• Data under study:
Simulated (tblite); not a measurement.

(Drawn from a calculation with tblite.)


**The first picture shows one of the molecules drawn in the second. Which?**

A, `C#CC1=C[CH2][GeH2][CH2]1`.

• Brief: For every line in the material, write out an exact copy.

• Task solution:
Simulated (tblite); not a measurement.

(Drawn from a calculation with tblite.)


**The first picture shows one of the molecules drawn in the second. Which?**

A, `C#CC1=C[CH2][GeH2][CH2]1`.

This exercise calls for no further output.